■ Task item ■
Transcribe the records in full, keeping every word exactly as given.

■ Information shown ■
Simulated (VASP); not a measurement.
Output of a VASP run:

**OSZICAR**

■ Exercise response ■
Simulated (VASP); not a measurement.
Output of a VASP run:

**OSZICAR**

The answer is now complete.